● WORK ITEM
Below are some lines of data. Return all of them as they are.

● DATA SECTION
+ + + +

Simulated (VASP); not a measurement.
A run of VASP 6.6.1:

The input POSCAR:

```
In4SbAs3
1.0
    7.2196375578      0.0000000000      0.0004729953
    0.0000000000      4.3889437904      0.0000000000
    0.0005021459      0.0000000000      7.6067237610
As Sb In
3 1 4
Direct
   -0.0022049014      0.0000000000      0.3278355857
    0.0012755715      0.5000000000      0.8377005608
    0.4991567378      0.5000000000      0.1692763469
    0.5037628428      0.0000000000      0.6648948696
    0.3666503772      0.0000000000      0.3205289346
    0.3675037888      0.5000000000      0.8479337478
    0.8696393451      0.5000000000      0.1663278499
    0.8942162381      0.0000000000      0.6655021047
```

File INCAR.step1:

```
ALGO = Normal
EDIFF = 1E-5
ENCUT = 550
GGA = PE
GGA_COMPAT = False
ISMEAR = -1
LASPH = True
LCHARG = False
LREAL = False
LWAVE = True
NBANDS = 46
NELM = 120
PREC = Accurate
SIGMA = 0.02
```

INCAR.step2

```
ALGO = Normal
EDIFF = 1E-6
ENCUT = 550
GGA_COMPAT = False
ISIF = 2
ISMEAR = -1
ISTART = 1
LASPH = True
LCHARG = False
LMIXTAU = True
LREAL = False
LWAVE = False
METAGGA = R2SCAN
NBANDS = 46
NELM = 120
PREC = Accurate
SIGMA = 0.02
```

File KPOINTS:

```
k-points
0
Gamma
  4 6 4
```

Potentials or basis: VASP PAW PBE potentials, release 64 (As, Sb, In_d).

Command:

+ + + +

● TASK RESULT
Simulated (VASP); not a measurement.
A run of VASP 6.6.1:

The input POSCAR:

```
In4SbAs3
1.0
    7.2196375578      0.0000000000      0.0004729953
    0.0000000000      4.3889437904      0.0000000000
    0.0005021459      0.0000000000      7.6067237610
As Sb In
3 1 4
Direct
   -0.0022049014      0.0000000000      0.3278355857
    0.0012755715      0.5000000000      0.8377005608
    0.4991567378      0.5000000000      0.1692763469
    0.5037628428      0.0000000000      0.6648948696
    0.3666503772      0.0000000000      0.3205289346
    0.3675037888      0.5000000000      0.8479337478
    0.8696393451      0.5000000000      0.1663278499
    0.8942162381      0.0000000000      0.6655021047
```

File INCAR.step1:

```
ALGO = Normal
EDIFF = 1E-5
ENCUT = 550
GGA = PE
GGA_COMPAT = False
ISMEAR = -1
LASPH = True
LCHARG = False
LREAL = False
LWAVE = True
NBANDS = 46
NELM = 120
PREC = Accurate
SIGMA = 0.02
```

INCAR.step2

```
ALGO = Normal
EDIFF = 1E-6
ENCUT = 550
GGA_COMPAT = False
ISIF = 2
ISMEAR = -1
ISTART = 1
LASPH = True
LCHARG = False
LMIXTAU = True
LREAL = False
LWAVE = False
METAGGA = R2SCAN
NBANDS = 46
NELM = 120
PREC = Accurate
SIGMA = 0.02
```

File KPOINTS:

```
k-points
0
Gamma
  4 6 4
```

Potentials or basis: VASP PAW PBE potentials, release 64 (As, Sb, In_d).

Command:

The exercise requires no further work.